▸ **DATA RECORDS**:
----------

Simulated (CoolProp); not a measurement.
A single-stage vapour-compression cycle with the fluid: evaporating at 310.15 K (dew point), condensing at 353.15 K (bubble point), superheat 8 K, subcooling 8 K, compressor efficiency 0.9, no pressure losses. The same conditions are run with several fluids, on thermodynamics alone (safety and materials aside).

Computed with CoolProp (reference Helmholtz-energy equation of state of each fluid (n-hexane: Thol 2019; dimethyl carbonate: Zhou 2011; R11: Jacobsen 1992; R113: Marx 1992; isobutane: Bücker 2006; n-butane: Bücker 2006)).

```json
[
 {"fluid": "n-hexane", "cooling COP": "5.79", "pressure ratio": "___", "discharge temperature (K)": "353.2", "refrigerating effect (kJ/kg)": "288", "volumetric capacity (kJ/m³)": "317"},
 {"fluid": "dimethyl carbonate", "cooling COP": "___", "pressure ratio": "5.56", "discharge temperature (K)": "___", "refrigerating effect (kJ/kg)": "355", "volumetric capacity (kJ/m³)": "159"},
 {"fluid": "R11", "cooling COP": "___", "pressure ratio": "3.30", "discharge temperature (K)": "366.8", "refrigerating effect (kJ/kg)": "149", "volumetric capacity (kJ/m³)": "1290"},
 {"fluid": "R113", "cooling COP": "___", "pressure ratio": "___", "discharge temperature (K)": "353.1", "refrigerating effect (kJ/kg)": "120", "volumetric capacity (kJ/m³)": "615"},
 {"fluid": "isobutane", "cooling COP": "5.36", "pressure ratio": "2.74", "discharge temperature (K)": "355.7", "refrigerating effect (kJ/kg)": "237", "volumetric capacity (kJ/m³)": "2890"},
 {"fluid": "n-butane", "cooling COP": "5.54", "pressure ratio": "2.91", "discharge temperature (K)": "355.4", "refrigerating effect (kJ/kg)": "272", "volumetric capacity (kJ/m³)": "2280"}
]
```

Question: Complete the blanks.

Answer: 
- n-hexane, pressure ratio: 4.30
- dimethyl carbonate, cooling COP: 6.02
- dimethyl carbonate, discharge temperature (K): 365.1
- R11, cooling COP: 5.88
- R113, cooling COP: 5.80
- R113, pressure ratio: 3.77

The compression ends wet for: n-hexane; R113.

----------

▸ **WORK ITEM**: The records above should be printed exactly, please, from the first line through the line containing "A single-stage vapour-compression", with both ends kept and nothing past it.

▸ **YOUR RESPONSE**:
Simulated (CoolProp); not a measurement.
A single-stage vapour-compression cycle with the fluid: evaporating at 310.15 K (dew point), condensing at 353.15 K (bubble point), superheat 8 K, subcooling 8 K, compressor efficiency 0.9, no pressure losses. The same conditions are run with several fluids, on thermodynamics alone (safety and materials aside).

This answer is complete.